ASSIGNMENT:
Exact repetition of the data below is required.

INFORMATION:
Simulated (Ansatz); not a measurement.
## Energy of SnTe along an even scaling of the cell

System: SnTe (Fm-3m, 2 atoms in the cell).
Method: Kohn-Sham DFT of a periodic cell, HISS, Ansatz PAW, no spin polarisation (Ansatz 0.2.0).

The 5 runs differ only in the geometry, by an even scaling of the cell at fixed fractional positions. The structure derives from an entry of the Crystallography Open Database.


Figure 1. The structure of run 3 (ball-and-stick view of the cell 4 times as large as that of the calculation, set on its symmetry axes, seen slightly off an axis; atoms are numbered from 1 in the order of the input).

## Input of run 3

RESPONSE BOX:
Simulated (Ansatz); not a measurement.
## Energy of SnTe along an even scaling of the cell

System: SnTe (Fm-3m, 2 atoms in the cell).
Method: Kohn-Sham DFT of a periodic cell, HISS, Ansatz PAW, no spin polarisation (Ansatz 0.2.0).

The 5 runs differ only in the geometry, by an even scaling of the cell at fixed fractional positions. The structure derives from an entry of the Crystallography Open Database.


Figure 1. The structure of run 3 (ball-and-stick view of the cell 4 times as large as that of the calculation, set on its symmetry axes, seen slightly off an axis; atoms are numbered from 1 in the order of the input).

## Input of run 3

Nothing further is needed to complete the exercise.